Assigned task -
For this exercise, repeat the listing below from its first line through the line containing "0.61 | 2.01 |", exactly as written.

::::::::

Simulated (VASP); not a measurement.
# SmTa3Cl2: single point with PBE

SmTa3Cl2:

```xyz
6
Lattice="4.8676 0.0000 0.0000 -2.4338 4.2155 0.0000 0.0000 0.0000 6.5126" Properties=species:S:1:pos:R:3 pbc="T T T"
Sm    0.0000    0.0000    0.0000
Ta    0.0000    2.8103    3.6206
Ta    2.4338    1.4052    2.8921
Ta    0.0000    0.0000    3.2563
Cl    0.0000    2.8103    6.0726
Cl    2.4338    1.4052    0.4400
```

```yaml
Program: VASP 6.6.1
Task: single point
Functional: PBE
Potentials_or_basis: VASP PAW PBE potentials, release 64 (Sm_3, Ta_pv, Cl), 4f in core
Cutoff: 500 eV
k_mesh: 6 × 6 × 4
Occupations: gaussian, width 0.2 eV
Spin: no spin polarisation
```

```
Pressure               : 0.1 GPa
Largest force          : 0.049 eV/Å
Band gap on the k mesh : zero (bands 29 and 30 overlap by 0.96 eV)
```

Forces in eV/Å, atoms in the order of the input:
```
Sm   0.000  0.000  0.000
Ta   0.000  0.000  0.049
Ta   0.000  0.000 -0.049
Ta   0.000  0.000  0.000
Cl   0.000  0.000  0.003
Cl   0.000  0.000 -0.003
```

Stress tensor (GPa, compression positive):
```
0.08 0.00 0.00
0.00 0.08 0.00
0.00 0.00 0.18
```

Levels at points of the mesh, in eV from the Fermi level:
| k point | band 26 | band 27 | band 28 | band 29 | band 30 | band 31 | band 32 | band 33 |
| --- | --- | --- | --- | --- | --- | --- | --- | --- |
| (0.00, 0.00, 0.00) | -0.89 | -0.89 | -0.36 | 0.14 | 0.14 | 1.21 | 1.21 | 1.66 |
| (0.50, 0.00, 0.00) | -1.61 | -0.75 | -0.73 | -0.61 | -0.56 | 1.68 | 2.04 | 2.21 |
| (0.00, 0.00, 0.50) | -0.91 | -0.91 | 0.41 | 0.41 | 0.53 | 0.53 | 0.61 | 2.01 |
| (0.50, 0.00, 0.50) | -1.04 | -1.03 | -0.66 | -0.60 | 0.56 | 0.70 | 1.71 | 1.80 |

::::::::

Response -
Simulated (VASP); not a measurement.
# SmTa3Cl2: single point with PBE

SmTa3Cl2:

```xyz
6
Lattice="4.8676 0.0000 0.0000 -2.4338 4.2155 0.0000 0.0000 0.0000 6.5126" Properties=species:S:1:pos:R:3 pbc="T T T"
Sm    0.0000    0.0000    0.0000
Ta    0.0000    2.8103    3.6206
Ta    2.4338    1.4052    2.8921
Ta    0.0000    0.0000    3.2563
Cl    0.0000    2.8103    6.0726
Cl    2.4338    1.4052    0.4400
```

```yaml
Program: VASP 6.6.1
Task: single point
Functional: PBE
Potentials_or_basis: VASP PAW PBE potentials, release 64 (Sm_3, Ta_pv, Cl), 4f in core
Cutoff: 500 eV
k_mesh: 6 × 6 × 4
Occupations: gaussian, width 0.2 eV
Spin: no spin polarisation
```

```
Pressure               : 0.1 GPa
Largest force          : 0.049 eV/Å
Band gap on the k mesh : zero (bands 29 and 30 overlap by 0.96 eV)
```

Forces in eV/Å, atoms in the order of the input:
```
Sm   0.000  0.000  0.000
Ta   0.000  0.000  0.049
Ta   0.000  0.000 -0.049
Ta   0.000  0.000  0.000
Cl   0.000  0.000  0.003
Cl   0.000  0.000 -0.003
```

Stress tensor (GPa, compression positive):
```
0.08 0.00 0.00
0.00 0.08 0.00
0.00 0.00 0.18
```

Levels at points of the mesh, in eV from the Fermi level:
| k point | band 26 | band 27 | band 28 | band 29 | band 30 | band 31 | band 32 | band 33 |
| --- | --- | --- | --- | --- | --- | --- | --- | --- |
| (0.00, 0.00, 0.00) | -0.89 | -0.89 | -0.36 | 0.14 | 0.14 | 1.21 | 1.21 | 1.66 |
| (0.50, 0.00, 0.00) | -1.61 | -0.75 | -0.73 | -0.61 | -0.56 | 1.68 | 2.04 | 2.21 |
| (0.00, 0.00, 0.50) | -0.91 | -0.91 | 0.41 | 0.41 | 0.53 | 0.53 | 0.61 | 2.01 |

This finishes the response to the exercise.